• [Work item]: Write out exactly the first lines of the listing, ending on the line that contains "## Step 1: The cell of the first run".

───── Extracted data ─────

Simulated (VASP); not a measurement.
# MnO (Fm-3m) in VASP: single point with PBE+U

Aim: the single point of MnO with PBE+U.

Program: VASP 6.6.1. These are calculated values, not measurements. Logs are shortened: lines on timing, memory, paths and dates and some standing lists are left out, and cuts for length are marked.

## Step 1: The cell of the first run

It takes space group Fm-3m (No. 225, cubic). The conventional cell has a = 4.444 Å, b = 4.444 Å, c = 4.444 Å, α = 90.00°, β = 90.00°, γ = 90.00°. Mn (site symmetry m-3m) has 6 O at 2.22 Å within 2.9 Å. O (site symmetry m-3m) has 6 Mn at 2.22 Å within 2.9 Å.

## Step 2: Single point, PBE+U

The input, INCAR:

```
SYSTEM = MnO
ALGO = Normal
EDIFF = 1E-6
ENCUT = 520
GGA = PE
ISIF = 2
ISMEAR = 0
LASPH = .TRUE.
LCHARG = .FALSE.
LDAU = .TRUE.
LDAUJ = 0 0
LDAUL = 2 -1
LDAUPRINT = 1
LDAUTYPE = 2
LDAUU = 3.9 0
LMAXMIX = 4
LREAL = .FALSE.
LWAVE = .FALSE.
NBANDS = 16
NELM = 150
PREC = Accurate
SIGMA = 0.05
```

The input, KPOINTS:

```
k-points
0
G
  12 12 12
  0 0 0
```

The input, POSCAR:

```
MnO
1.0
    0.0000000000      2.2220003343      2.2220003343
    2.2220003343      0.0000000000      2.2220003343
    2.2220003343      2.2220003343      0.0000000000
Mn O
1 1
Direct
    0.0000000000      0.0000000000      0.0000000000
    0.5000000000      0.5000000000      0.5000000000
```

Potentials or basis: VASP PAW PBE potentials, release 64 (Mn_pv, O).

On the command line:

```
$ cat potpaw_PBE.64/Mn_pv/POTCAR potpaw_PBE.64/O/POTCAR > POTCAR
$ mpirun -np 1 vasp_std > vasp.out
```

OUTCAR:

─────

• [Exercise result]:
Simulated (VASP); not a measurement.
# MnO (Fm-3m) in VASP: single point with PBE+U

Aim: the single point of MnO with PBE+U.

Program: VASP 6.6.1. These are calculated values, not measurements. Logs are shortened: lines on timing, memory, paths and dates and some standing lists are left out, and cuts for length are marked.

## Step 1: The cell of the first run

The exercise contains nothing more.